— Record extracts —
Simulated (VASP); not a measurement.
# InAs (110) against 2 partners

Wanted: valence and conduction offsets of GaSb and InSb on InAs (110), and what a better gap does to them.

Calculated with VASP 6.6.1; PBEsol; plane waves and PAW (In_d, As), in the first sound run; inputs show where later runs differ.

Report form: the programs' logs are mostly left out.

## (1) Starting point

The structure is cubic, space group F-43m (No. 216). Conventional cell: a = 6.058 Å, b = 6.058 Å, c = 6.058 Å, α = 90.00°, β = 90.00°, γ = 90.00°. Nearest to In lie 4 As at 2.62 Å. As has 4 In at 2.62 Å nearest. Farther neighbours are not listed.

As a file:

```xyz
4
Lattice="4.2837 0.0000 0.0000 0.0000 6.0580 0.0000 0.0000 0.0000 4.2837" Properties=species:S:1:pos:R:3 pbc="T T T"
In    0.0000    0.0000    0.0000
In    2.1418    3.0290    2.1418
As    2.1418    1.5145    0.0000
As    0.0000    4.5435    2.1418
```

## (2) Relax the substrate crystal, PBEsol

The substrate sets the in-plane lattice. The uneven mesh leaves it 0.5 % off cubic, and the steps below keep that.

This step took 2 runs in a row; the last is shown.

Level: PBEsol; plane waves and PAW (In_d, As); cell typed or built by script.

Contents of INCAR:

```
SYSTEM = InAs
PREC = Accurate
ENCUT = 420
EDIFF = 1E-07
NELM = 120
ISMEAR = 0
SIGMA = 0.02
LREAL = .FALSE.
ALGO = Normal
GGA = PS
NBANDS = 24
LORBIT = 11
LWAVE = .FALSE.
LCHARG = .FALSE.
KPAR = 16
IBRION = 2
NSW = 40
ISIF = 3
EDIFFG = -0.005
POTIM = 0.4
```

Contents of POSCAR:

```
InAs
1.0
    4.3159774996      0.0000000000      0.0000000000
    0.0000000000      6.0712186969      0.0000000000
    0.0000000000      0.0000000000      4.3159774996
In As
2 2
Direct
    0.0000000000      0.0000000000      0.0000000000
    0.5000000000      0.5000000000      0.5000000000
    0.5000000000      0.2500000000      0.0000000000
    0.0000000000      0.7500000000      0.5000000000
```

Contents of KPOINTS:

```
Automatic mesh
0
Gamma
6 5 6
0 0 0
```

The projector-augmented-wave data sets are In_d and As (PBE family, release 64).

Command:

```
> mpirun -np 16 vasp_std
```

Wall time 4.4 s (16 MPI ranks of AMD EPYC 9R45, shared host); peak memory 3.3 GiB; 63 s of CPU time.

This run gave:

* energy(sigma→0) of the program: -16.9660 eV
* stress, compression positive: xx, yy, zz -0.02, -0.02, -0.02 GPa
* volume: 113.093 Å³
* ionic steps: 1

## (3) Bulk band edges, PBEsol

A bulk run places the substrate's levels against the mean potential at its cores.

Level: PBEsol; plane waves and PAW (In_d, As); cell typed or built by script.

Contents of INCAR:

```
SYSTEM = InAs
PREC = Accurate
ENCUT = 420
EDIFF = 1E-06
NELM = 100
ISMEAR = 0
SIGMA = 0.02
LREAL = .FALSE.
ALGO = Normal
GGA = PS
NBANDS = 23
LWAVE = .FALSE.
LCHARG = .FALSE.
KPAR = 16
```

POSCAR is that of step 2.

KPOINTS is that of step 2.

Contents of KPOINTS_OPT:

— Work order —
Begin with the line that has "# InAs (110) against 2 partners" in the listing above and end after the line that has "## (2) Relax the substrate crystal, PBEsol"; output those lines exactly.

— Task answer —
# InAs (110) against 2 partners

Wanted: valence and conduction offsets of GaSb and InSb on InAs (110), and what a better gap does to them.

Calculated with VASP 6.6.1; PBEsol; plane waves and PAW (In_d, As), in the first sound run; inputs show where later runs differ.

Report form: the programs' logs are mostly left out.

## (1) Starting point

The structure is cubic, space group F-43m (No. 216). Conventional cell: a = 6.058 Å, b = 6.058 Å, c = 6.058 Å, α = 90.00°, β = 90.00°, γ = 90.00°. Nearest to In lie 4 As at 2.62 Å. As has 4 In at 2.62 Å nearest. Farther neighbours are not listed.

As a file:

```xyz
4
Lattice="4.2837 0.0000 0.0000 0.0000 6.0580 0.0000 0.0000 0.0000 4.2837" Properties=species:S:1:pos:R:3 pbc="T T T"
In    0.0000    0.0000    0.0000
In    2.1418    3.0290    2.1418
As    2.1418    1.5145    0.0000
As    0.0000    4.5435    2.1418
```

## (2) Relax the substrate crystal, PBEsol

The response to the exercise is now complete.